* [Exercise] Go through the listing below and output exactly the line with "Alike in both", the line with "Q: Which values does Ansatz return?", and each line between; omit the rest.

* [Dataset content]
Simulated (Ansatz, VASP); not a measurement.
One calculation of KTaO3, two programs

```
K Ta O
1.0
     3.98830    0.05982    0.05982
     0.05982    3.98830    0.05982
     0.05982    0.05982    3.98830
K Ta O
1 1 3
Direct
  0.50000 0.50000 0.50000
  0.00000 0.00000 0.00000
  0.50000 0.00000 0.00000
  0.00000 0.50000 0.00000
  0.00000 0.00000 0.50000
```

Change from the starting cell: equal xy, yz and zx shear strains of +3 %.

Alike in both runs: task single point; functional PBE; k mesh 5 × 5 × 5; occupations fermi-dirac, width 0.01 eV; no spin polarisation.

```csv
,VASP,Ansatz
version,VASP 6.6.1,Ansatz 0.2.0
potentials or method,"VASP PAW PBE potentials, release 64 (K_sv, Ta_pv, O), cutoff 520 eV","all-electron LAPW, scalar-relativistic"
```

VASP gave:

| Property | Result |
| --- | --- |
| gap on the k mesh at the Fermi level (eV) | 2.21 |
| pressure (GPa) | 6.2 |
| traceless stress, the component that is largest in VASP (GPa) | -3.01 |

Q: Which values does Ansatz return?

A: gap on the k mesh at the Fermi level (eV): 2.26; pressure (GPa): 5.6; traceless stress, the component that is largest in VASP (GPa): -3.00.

* [Exercise solution]
Alike in both runs: task single point; functional PBE; k mesh 5 × 5 × 5; occupations fermi-dirac, width 0.01 eV; no spin polarisation.

```csv
,VASP,Ansatz
version,VASP 6.6.1,Ansatz 0.2.0
potentials or method,"VASP PAW PBE potentials, release 64 (K_sv, Ta_pv, O), cutoff 520 eV","all-electron LAPW, scalar-relativistic"
```

VASP gave:

| Property | Result |
| --- | --- |
| gap on the k mesh at the Fermi level (eV) | 2.21 |
| pressure (GPa) | 6.2 |
| traceless stress, the component that is largest in VASP (GPa) | -3.01 |

Q: Which values does Ansatz return?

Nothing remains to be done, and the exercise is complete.